ASSIGNMENT:
Please reproduce the data in its entirety, word for word.

DATA:
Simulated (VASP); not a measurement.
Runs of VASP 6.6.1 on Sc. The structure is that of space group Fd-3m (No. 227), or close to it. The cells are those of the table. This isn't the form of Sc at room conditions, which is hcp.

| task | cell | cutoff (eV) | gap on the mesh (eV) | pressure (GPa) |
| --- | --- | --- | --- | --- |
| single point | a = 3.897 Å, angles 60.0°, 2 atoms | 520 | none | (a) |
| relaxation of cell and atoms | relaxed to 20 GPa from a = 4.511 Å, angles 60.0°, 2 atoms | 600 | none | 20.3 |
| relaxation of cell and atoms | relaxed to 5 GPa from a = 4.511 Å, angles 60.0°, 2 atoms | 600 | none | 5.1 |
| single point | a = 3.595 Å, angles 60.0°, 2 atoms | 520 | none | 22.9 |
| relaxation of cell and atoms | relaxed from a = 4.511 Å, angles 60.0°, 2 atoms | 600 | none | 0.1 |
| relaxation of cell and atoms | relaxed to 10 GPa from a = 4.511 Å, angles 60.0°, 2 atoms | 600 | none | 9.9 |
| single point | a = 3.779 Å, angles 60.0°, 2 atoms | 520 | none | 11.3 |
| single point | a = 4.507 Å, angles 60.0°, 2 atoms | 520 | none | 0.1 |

TASK ANSWER:
Simulated (VASP); not a measurement.
Runs of VASP 6.6.1 on Sc. The structure is that of space group Fd-3m (No. 227), or close to it. The cells are those of the table. This isn't the form of Sc at room conditions, which is hcp.

| task | cell | cutoff (eV) | gap on the mesh (eV) | pressure (GPa) |
| --- | --- | --- | --- | --- |
| single point | a = 3.897 Å, angles 60.0°, 2 atoms | 520 | none | (a) |
| relaxation of cell and atoms | relaxed to 20 GPa from a = 4.511 Å, angles 60.0°, 2 atoms | 600 | none | 20.3 |
| relaxation of cell and atoms | relaxed to 5 GPa from a = 4.511 Å, angles 60.0°, 2 atoms | 600 | none | 5.1 |
| single point | a = 3.595 Å, angles 60.0°, 2 atoms | 520 | none | 22.9 |
| relaxation of cell and atoms | relaxed from a = 4.511 Å, angles 60.0°, 2 atoms | 600 | none | 0.1 |
| relaxation of cell and atoms | relaxed to 10 GPa from a = 4.511 Å, angles 60.0°, 2 atoms | 600 | none | 9.9 |
| single point | a = 3.779 Å, angles 60.0°, 2 atoms | 520 | none | 11.3 |
| single point | a = 4.507 Å, angles 60.0°, 2 atoms | 520 | none | 0.1 |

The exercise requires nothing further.